--------------------------------------------------

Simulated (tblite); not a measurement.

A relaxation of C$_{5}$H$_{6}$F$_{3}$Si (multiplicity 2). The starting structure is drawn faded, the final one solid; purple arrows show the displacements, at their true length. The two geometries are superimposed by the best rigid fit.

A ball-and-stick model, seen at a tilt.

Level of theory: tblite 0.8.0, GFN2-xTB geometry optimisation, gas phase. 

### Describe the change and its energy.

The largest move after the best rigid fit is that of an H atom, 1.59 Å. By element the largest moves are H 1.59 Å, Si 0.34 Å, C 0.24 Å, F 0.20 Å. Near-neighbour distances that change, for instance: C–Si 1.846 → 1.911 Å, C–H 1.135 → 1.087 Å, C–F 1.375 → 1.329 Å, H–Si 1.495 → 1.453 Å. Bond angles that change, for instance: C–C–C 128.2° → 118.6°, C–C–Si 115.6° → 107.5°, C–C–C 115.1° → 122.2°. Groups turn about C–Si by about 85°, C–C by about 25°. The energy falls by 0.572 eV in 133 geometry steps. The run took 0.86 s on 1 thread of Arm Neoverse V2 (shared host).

--------------------------------------------------

- Action item
With nothing added or left out, print the data again.

- Your response
Simulated (tblite); not a measurement.

A relaxation of C$_{5}$H$_{6}$F$_{3}$Si (multiplicity 2). The starting structure is drawn faded, the final one solid; purple arrows show the displacements, at their true length. The two geometries are superimposed by the best rigid fit.

A ball-and-stick model, seen at a tilt.

Level of theory: tblite 0.8.0, GFN2-xTB geometry optimisation, gas phase. 

### Describe the change and its energy.

The largest move after the best rigid fit is that of an H atom, 1.59 Å. By element the largest moves are H 1.59 Å, Si 0.34 Å, C 0.24 Å, F 0.20 Å. Near-neighbour distances that change, for instance: C–Si 1.846 → 1.911 Å, C–H 1.135 → 1.087 Å, C–F 1.375 → 1.329 Å, H–Si 1.495 → 1.453 Å. Bond angles that change, for instance: C–C–C 128.2° → 118.6°, C–C–Si 115.6° → 107.5°, C–C–C 115.1° → 122.2°. Groups turn about C–Si by about 85°, C–C by about 25°. The energy falls by 0.572 eV in 133 geometry steps. The run took 0.86 s on 1 thread of Arm Neoverse V2 (shared host).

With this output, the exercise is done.